___ Records supplied ___

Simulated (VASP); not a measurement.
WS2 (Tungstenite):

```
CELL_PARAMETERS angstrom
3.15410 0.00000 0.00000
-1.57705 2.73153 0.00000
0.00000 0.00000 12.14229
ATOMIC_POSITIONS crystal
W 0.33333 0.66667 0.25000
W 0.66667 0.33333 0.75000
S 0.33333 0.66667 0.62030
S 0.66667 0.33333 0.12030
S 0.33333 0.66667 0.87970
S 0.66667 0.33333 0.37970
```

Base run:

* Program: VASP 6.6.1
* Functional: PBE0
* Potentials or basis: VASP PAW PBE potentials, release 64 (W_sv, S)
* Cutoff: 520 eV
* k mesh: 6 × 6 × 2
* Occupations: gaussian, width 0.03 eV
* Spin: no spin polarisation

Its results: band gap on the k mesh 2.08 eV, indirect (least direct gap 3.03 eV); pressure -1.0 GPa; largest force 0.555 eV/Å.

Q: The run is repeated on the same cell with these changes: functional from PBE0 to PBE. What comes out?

___

Work request
Copy the entire listing, keeping each line exactly as it is.

Exercise solution
Simulated (VASP); not a measurement.
WS2 (Tungstenite):

```
CELL_PARAMETERS angstrom
3.15410 0.00000 0.00000
-1.57705 2.73153 0.00000
0.00000 0.00000 12.14229
ATOMIC_POSITIONS crystal
W 0.33333 0.66667 0.25000
W 0.66667 0.33333 0.75000
S 0.33333 0.66667 0.62030
S 0.66667 0.33333 0.12030
S 0.33333 0.66667 0.87970
S 0.66667 0.33333 0.37970
```

Base run:

* Program: VASP 6.6.1
* Functional: PBE0
* Potentials or basis: VASP PAW PBE potentials, release 64 (W_sv, S)
* Cutoff: 520 eV
* k mesh: 6 × 6 × 2
* Occupations: gaussian, width 0.03 eV
* Spin: no spin polarisation

Its results: band gap on the k mesh 2.08 eV, indirect (least direct gap 3.03 eV); pressure -1.0 GPa; largest force 0.555 eV/Å.

Q: The run is repeated on the same cell with these changes: functional from PBE0 to PBE. What comes out?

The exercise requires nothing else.